_REQUIRED ACTION:_
An exact restatement of every record is required.

_DATA UNDER STUDY:_
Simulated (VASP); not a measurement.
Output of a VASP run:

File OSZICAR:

_EXERCISE RESPONSE:_
Simulated (VASP); not a measurement.
Output of a VASP run:

File OSZICAR:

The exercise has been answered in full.